# Work instruction:
Within the listing below, please copy exactly the lines between the line holding "Figure. ClF3Hf···HF. The" and the line holding "What is the character of this orbital?", inclusive.

***** Records supplied *****

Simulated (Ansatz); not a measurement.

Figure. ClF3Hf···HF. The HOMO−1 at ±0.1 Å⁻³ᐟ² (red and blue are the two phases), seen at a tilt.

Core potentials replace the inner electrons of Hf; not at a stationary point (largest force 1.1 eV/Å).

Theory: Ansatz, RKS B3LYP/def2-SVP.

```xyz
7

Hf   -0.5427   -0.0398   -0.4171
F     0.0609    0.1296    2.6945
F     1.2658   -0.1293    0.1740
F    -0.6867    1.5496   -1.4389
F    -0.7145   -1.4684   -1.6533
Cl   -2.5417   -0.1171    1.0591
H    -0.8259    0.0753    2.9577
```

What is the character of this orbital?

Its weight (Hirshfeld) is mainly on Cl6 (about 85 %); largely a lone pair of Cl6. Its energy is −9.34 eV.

*****

# Written reply:
Figure. ClF3Hf···HF. The HOMO−1 at ±0.1 Å⁻³ᐟ² (red and blue are the two phases), seen at a tilt.

Core potentials replace the inner electrons of Hf; not at a stationary point (largest force 1.1 eV/Å).

Theory: Ansatz, RKS B3LYP/def2-SVP.

```xyz
7

Hf   -0.5427   -0.0398   -0.4171
F     0.0609    0.1296    2.6945
F     1.2658   -0.1293    0.1740
F    -0.6867    1.5496   -1.4389
F    -0.7145   -1.4684   -1.6533
Cl   -2.5417   -0.1171    1.0591
H    -0.8259    0.0753    2.9577
```

What is the character of this orbital?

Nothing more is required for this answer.